*ASSIGNMENT*: Taking the first line of the listing as the start and the line containing "a coarse mesh**" as the end, reproduce everything in between exactly, both ends included.

*DATASET*:
☆ ☆ ☆ ☆ ☆

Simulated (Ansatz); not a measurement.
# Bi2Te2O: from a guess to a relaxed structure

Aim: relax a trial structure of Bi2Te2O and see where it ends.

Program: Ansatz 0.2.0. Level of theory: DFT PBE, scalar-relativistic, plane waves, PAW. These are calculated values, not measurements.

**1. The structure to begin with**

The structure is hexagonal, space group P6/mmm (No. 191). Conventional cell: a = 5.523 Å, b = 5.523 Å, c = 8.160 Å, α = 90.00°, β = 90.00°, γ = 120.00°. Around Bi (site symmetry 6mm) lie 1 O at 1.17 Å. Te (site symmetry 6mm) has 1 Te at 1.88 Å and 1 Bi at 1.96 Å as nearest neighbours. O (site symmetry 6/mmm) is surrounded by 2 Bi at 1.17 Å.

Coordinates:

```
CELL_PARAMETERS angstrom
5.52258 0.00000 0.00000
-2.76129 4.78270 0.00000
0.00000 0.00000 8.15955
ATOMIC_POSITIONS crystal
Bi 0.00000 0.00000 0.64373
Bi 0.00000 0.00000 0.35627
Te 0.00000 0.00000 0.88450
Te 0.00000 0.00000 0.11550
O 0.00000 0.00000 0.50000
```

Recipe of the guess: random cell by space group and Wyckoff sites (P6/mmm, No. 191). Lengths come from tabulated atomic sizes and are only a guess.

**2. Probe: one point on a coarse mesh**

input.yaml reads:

☆ ☆ ☆ ☆ ☆

*PROBLEM SOLUTION*:
Simulated (Ansatz); not a measurement.
# Bi2Te2O: from a guess to a relaxed structure

Aim: relax a trial structure of Bi2Te2O and see where it ends.

Program: Ansatz 0.2.0. Level of theory: DFT PBE, scalar-relativistic, plane waves, PAW. These are calculated values, not measurements.

**1. The structure to begin with**

The structure is hexagonal, space group P6/mmm (No. 191). Conventional cell: a = 5.523 Å, b = 5.523 Å, c = 8.160 Å, α = 90.00°, β = 90.00°, γ = 120.00°. Around Bi (site symmetry 6mm) lie 1 O at 1.17 Å. Te (site symmetry 6mm) has 1 Te at 1.88 Å and 1 Bi at 1.96 Å as nearest neighbours. O (site symmetry 6/mmm) is surrounded by 2 Bi at 1.17 Å.

Coordinates:

```
CELL_PARAMETERS angstrom
5.52258 0.00000 0.00000
-2.76129 4.78270 0.00000
0.00000 0.00000 8.15955
ATOMIC_POSITIONS crystal
Bi 0.00000 0.00000 0.64373
Bi 0.00000 0.00000 0.35627
Te 0.00000 0.00000 0.88450
Te 0.00000 0.00000 0.11550
O 0.00000 0.00000 0.50000
```

Recipe of the guess: random cell by space group and Wyckoff sites (P6/mmm, No. 191). Lengths come from tabulated atomic sizes and are only a guess.

**2. Probe: one point on a coarse mesh**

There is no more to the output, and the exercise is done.